* [Assignment] Going from the top of the data below, give again each line through the one containing "Gas-phase electronic energies", both ends kept.

:::

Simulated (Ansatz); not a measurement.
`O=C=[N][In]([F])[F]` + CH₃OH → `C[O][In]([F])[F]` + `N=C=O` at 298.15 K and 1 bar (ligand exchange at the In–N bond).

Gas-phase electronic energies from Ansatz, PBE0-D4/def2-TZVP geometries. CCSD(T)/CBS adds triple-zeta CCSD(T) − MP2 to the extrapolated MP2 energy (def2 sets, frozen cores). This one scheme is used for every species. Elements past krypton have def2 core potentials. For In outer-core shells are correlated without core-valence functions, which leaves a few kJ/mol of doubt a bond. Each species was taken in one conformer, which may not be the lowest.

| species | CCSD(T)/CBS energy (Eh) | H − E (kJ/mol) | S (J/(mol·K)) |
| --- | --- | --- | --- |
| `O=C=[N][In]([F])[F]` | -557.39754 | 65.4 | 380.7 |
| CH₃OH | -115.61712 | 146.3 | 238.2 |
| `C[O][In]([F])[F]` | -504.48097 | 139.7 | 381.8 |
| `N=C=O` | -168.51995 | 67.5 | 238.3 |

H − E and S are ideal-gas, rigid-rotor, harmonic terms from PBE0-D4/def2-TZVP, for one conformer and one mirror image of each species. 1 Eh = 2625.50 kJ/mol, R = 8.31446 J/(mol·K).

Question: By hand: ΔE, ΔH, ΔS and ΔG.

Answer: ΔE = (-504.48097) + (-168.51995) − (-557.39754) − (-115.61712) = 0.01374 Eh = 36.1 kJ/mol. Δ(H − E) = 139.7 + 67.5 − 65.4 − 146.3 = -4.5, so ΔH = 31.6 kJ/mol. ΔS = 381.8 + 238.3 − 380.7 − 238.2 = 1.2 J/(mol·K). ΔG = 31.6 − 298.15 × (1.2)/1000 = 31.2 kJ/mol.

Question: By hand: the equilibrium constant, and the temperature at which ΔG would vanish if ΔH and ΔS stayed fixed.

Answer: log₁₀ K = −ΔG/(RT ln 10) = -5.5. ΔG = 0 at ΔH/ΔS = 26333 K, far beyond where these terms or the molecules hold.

:::

* [Exercise answer]
Simulated (Ansatz); not a measurement.
`O=C=[N][In]([F])[F]` + CH₃OH → `C[O][In]([F])[F]` + `N=C=O` at 298.15 K and 1 bar (ligand exchange at the In–N bond).

Gas-phase electronic energies from Ansatz, PBE0-D4/def2-TZVP geometries. CCSD(T)/CBS adds triple-zeta CCSD(T) − MP2 to the extrapolated MP2 energy (def2 sets, frozen cores). This one scheme is used for every species. Elements past krypton have def2 core potentials. For In outer-core shells are correlated without core-valence functions, which leaves a few kJ/mol of doubt a bond. Each species was taken in one conformer, which may not be the lowest.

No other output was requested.